[[ Source material open ]]

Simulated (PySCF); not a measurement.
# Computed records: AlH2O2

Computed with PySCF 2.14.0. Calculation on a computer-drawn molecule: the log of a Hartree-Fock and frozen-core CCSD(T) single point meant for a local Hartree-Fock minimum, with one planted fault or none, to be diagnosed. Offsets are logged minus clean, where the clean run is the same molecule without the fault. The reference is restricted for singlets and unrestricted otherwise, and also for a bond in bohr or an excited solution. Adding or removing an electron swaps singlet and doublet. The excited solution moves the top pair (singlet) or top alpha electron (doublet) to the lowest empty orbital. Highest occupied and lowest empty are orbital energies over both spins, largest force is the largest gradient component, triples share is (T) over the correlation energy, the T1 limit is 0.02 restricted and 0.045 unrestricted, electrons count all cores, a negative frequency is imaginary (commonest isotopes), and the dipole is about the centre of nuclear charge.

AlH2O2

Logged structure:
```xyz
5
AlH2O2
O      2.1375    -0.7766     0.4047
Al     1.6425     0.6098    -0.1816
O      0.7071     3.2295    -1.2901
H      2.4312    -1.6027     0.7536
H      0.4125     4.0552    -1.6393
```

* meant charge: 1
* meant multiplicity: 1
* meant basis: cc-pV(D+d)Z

[[ Source material closed ]]

Exercise » Copy every record exactly, leaving each line intact.

Task output »
Simulated (PySCF); not a measurement.
# Computed records: AlH2O2

Computed with PySCF 2.14.0. Calculation on a computer-drawn molecule: the log of a Hartree-Fock and frozen-core CCSD(T) single point meant for a local Hartree-Fock minimum, with one planted fault or none, to be diagnosed. Offsets are logged minus clean, where the clean run is the same molecule without the fault. The reference is restricted for singlets and unrestricted otherwise, and also for a bond in bohr or an excited solution. Adding or removing an electron swaps singlet and doublet. The excited solution moves the top pair (singlet) or top alpha electron (doublet) to the lowest empty orbital. Highest occupied and lowest empty are orbital energies over both spins, largest force is the largest gradient component, triples share is (T) over the correlation energy, the T1 limit is 0.02 restricted and 0.045 unrestricted, electrons count all cores, a negative frequency is imaginary (commonest isotopes), and the dipole is about the centre of nuclear charge.

AlH2O2

Logged structure:
```xyz
5
AlH2O2
O      2.1375    -0.7766     0.4047
Al     1.6425     0.6098    -0.1816
O      0.7071     3.2295    -1.2901
H      2.4312    -1.6027     0.7536
H      0.4125     4.0552    -1.6393
```

* meant charge: 1
* meant multiplicity: 1
* meant basis: cc-pV(D+d)Z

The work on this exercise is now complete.